____________________
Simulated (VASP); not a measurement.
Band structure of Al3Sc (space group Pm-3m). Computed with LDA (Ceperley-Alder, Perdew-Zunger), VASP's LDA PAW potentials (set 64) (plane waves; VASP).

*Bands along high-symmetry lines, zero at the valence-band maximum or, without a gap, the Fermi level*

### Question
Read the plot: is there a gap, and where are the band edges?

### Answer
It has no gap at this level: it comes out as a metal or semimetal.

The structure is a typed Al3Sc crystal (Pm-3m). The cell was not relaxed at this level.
____________________

Brief:
Each line from the top of the records through the one with "It has no gap" should be returned exactly. Leave out everything else.

Written reply:
Simulated (VASP); not a measurement.
Band structure of Al3Sc (space group Pm-3m). Computed with LDA (Ceperley-Alder, Perdew-Zunger), VASP's LDA PAW potentials (set 64) (plane waves; VASP).

*Bands along high-symmetry lines, zero at the valence-band maximum or, without a gap, the Fermi level*

### Question
Read the plot: is there a gap, and where are the band edges?

### Answer
It has no gap at this level: it comes out as a metal or semimetal.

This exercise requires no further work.